Return every record below exactly.

------------------------------------

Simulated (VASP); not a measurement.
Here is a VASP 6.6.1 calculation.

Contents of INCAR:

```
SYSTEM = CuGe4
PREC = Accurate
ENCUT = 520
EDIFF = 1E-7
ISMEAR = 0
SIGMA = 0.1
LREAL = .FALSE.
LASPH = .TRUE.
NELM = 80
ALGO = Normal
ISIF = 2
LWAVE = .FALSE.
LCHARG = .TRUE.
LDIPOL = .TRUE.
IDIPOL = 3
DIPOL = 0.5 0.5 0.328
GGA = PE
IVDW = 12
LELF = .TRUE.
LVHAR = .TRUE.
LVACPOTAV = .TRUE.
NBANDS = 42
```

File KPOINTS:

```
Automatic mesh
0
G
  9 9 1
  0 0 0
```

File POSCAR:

------------------------------------

Exercise result:
Simulated (VASP); not a measurement.
Here is a VASP 6.6.1 calculation.

Contents of INCAR:

```
SYSTEM = CuGe4
PREC = Accurate
ENCUT = 520
EDIFF = 1E-7
ISMEAR = 0
SIGMA = 0.1
LREAL = .FALSE.
LASPH = .TRUE.
NELM = 80
ALGO = Normal
ISIF = 2
LWAVE = .FALSE.
LCHARG = .TRUE.
LDIPOL = .TRUE.
IDIPOL = 3
DIPOL = 0.5 0.5 0.328
GGA = PE
IVDW = 12
LELF = .TRUE.
LVHAR = .TRUE.
LVACPOTAV = .TRUE.
NBANDS = 42
```

File KPOINTS:

```
Automatic mesh
0
G
  9 9 1
  0 0 0
```

File POSCAR:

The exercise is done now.